-- Data section follows --

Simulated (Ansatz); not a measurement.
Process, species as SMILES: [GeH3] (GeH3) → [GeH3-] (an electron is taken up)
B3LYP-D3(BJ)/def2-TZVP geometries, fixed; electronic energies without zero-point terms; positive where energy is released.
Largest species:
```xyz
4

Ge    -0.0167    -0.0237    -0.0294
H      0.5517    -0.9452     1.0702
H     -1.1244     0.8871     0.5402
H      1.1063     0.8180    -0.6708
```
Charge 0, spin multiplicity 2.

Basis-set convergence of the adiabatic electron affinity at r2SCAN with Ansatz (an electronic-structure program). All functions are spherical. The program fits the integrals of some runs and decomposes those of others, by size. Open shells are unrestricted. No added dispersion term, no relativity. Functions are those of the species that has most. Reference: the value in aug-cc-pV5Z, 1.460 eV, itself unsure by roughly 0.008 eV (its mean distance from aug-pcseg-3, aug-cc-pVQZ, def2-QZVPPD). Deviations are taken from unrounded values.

-- Data section concluded --

### Requirement
In your answer, print every entry exactly as it appears.

### Written reply
Simulated (Ansatz); not a measurement.
Process, species as SMILES: [GeH3] (GeH3) → [GeH3-] (an electron is taken up)
B3LYP-D3(BJ)/def2-TZVP geometries, fixed; electronic energies without zero-point terms; positive where energy is released.
Largest species:
```xyz
4

Ge    -0.0167    -0.0237    -0.0294
H      0.5517    -0.9452     1.0702
H     -1.1244     0.8871     0.5402
H      1.1063     0.8180    -0.6708
```
Charge 0, spin multiplicity 2.

Basis-set convergence of the adiabatic electron affinity at r2SCAN with Ansatz (an electronic-structure program). All functions are spherical. The program fits the integrals of some runs and decomposes those of others, by size. Open shells are unrestricted. No added dispersion term, no relativity. Functions are those of the species that has most. Reference: the value in aug-cc-pV5Z, 1.460 eV, itself unsure by roughly 0.008 eV (its mean distance from aug-pcseg-3, aug-cc-pVQZ, def2-QZVPPD). Deviations are taken from unrounded values.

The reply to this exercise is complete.